Exercise: Your job is to write out each record exactly, leaving none out.

******

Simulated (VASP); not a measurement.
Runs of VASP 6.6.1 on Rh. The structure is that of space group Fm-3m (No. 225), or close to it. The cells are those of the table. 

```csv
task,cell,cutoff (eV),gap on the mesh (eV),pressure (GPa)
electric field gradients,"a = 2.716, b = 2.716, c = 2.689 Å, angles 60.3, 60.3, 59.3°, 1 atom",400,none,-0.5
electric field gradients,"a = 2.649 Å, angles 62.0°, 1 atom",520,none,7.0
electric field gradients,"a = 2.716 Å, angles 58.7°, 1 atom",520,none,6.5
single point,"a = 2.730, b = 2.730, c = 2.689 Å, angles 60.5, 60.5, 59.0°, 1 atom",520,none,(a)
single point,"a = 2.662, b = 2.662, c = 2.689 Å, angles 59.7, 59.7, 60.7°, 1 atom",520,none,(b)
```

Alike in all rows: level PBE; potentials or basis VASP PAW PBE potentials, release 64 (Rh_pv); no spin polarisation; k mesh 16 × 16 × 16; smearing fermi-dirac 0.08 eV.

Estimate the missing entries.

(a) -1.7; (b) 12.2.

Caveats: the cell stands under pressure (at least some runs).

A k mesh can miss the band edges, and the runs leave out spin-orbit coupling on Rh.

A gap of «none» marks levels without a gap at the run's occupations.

******

Exercise response:
Simulated (VASP); not a measurement.
Runs of VASP 6.6.1 on Rh. The structure is that of space group Fm-3m (No. 225), or close to it. The cells are those of the table. 

```csv
task,cell,cutoff (eV),gap on the mesh (eV),pressure (GPa)
electric field gradients,"a = 2.716, b = 2.716, c = 2.689 Å, angles 60.3, 60.3, 59.3°, 1 atom",400,none,-0.5
electric field gradients,"a = 2.649 Å, angles 62.0°, 1 atom",520,none,7.0
electric field gradients,"a = 2.716 Å, angles 58.7°, 1 atom",520,none,6.5
single point,"a = 2.730, b = 2.730, c = 2.689 Å, angles 60.5, 60.5, 59.0°, 1 atom",520,none,(a)
single point,"a = 2.662, b = 2.662, c = 2.689 Å, angles 59.7, 59.7, 60.7°, 1 atom",520,none,(b)
```

Alike in all rows: level PBE; potentials or basis VASP PAW PBE potentials, release 64 (Rh_pv); no spin polarisation; k mesh 16 × 16 × 16; smearing fermi-dirac 0.08 eV.

Estimate the missing entries.

(a) -1.7; (b) 12.2.

Caveats: the cell stands under pressure (at least some runs).

A k mesh can miss the band edges, and the runs leave out spin-orbit coupling on Rh.

A gap of «none» marks levels without a gap at the run's occupations.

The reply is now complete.